## Exercise
There is one span to output from the data below: the lines starting at the line with "# Electron scattering" and ending at the line with "## Step 2: Relaxing the bicrystal". Output it exactly, ends included, nothing more.

>>>>>

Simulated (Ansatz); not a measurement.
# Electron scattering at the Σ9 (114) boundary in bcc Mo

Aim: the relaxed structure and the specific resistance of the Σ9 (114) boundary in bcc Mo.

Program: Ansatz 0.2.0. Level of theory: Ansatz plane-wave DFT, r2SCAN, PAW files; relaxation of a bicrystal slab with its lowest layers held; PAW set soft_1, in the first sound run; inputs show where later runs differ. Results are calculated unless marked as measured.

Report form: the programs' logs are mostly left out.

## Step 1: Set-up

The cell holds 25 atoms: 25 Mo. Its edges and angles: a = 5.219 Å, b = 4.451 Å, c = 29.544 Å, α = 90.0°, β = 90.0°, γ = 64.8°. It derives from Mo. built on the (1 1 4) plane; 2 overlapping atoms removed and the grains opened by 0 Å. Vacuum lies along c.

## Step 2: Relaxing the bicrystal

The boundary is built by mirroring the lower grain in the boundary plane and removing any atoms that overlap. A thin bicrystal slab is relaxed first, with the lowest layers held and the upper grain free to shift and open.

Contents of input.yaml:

<<<<<

## Answer area
# Electron scattering at the Σ9 (114) boundary in bcc Mo

Aim: the relaxed structure and the specific resistance of the Σ9 (114) boundary in bcc Mo.

Program: Ansatz 0.2.0. Level of theory: Ansatz plane-wave DFT, r2SCAN, PAW files; relaxation of a bicrystal slab with its lowest layers held; PAW set soft_1, in the first sound run; inputs show where later runs differ. Results are calculated unless marked as measured.

Report form: the programs' logs are mostly left out.

## Step 1: Set-up

The cell holds 25 atoms: 25 Mo. Its edges and angles: a = 5.219 Å, b = 4.451 Å, c = 29.544 Å, α = 90.0°, β = 90.0°, γ = 64.8°. It derives from Mo. built on the (1 1 4) plane; 2 overlapping atoms removed and the grains opened by 0 Å. Vacuum lies along c.

## Step 2: Relaxing the bicrystal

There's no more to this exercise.